◆ **REQUIREMENT**: In full and word for word, copy the records that follow.

==*==
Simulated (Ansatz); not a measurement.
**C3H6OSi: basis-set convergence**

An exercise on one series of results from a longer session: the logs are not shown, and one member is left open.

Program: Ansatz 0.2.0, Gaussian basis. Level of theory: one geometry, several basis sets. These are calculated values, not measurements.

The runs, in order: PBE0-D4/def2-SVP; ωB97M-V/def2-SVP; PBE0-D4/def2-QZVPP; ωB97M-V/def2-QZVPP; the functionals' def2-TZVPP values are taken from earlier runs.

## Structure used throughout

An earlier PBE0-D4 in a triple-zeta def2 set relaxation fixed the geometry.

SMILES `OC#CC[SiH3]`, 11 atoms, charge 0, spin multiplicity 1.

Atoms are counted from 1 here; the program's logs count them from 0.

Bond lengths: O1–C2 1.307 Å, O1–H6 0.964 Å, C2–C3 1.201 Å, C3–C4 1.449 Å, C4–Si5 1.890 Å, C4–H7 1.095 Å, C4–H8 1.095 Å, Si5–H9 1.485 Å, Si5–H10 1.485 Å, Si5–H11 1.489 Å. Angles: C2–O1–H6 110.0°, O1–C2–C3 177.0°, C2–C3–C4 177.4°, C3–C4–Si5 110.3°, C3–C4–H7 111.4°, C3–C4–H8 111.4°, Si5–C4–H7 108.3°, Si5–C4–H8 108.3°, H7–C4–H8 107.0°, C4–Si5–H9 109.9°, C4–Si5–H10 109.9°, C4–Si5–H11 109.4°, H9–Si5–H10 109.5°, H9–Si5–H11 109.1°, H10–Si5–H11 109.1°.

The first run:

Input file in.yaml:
==*==

◆ **WRITTEN ANSWER**:
Simulated (Ansatz); not a measurement.
**C3H6OSi: basis-set convergence**

An exercise on one series of results from a longer session: the logs are not shown, and one member is left open.

Program: Ansatz 0.2.0, Gaussian basis. Level of theory: one geometry, several basis sets. These are calculated values, not measurements.

The runs, in order: PBE0-D4/def2-SVP; ωB97M-V/def2-SVP; PBE0-D4/def2-QZVPP; ωB97M-V/def2-QZVPP; the functionals' def2-TZVPP values are taken from earlier runs.

## Structure used throughout

An earlier PBE0-D4 in a triple-zeta def2 set relaxation fixed the geometry.

SMILES `OC#CC[SiH3]`, 11 atoms, charge 0, spin multiplicity 1.

Atoms are counted from 1 here; the program's logs count them from 0.

Bond lengths: O1–C2 1.307 Å, O1–H6 0.964 Å, C2–C3 1.201 Å, C3–C4 1.449 Å, C4–Si5 1.890 Å, C4–H7 1.095 Å, C4–H8 1.095 Å, Si5–H9 1.485 Å, Si5–H10 1.485 Å, Si5–H11 1.489 Å. Angles: C2–O1–H6 110.0°, O1–C2–C3 177.0°, C2–C3–C4 177.4°, C3–C4–Si5 110.3°, C3–C4–H7 111.4°, C3–C4–H8 111.4°, Si5–C4–H7 108.3°, Si5–C4–H8 108.3°, H7–C4–H8 107.0°, C4–Si5–H9 109.9°, C4–Si5–H10 109.9°, C4–Si5–H11 109.4°, H9–Si5–H10 109.5°, H9–Si5–H11 109.1°, H10–Si5–H11 109.1°.

The first run:

Input file in.yaml:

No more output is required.